(INFORMATION begins)

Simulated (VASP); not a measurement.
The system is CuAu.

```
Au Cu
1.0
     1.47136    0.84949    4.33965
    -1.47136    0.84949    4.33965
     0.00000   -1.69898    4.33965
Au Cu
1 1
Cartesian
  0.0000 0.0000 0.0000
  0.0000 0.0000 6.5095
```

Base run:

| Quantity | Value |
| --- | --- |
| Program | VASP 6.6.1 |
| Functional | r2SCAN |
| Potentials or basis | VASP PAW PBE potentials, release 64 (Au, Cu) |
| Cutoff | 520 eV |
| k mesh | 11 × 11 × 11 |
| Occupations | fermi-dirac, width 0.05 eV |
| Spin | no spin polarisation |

(INFORMATION ends)

**WORK ORDER:**
Copy all records verbatim.

**WRITTEN REPLY:**
Simulated (VASP); not a measurement.
The system is CuAu.

```
Au Cu
1.0
     1.47136    0.84949    4.33965
    -1.47136    0.84949    4.33965
     0.00000   -1.69898    4.33965
Au Cu
1 1
Cartesian
  0.0000 0.0000 0.0000
  0.0000 0.0000 6.5095
```

Base run:

| Quantity | Value |
| --- | --- |
| Program | VASP 6.6.1 |
| Functional | r2SCAN |
| Potentials or basis | VASP PAW PBE potentials, release 64 (Au, Cu) |
| Cutoff | 520 eV |
| k mesh | 11 × 11 × 11 |
| Occupations | fermi-dirac, width 0.05 eV |
| Spin | no spin polarisation |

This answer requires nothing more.